Work request
From the listing below, copy only the lines from the line that contains "## (8) Spectrum" to the line that contains "The Lanczos recursion", counting those two lines as part of the copy.

Entries supplied
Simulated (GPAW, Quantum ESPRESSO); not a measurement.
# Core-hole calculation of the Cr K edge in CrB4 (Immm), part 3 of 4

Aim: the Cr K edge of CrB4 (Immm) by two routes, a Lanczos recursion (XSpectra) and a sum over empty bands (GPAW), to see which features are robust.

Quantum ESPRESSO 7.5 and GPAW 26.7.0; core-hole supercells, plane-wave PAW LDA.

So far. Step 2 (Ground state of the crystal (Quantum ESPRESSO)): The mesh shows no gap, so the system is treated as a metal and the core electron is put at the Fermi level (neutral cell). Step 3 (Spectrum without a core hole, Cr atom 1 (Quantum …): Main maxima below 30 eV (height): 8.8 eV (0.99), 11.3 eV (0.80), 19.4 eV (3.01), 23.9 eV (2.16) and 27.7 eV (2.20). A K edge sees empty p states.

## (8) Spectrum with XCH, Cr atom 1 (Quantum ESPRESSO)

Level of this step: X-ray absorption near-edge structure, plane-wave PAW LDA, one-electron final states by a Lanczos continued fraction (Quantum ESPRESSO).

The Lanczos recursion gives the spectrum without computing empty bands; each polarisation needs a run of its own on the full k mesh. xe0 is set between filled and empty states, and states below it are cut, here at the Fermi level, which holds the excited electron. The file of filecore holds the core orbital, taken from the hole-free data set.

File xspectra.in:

Answer area
## (8) Spectrum with XCH, Cr atom 1 (Quantum ESPRESSO)

Level of this step: X-ray absorption near-edge structure, plane-wave PAW LDA, one-electron final states by a Lanczos continued fraction (Quantum ESPRESSO).

The Lanczos recursion gives the spectrum without computing empty bands; each polarisation needs a run of its own on the full k mesh. xe0 is set between filled and empty states, and states below it are cut, here at the Fermi level, which holds the excited electron. The file of filecore holds the core orbital, taken from the hole-free data set.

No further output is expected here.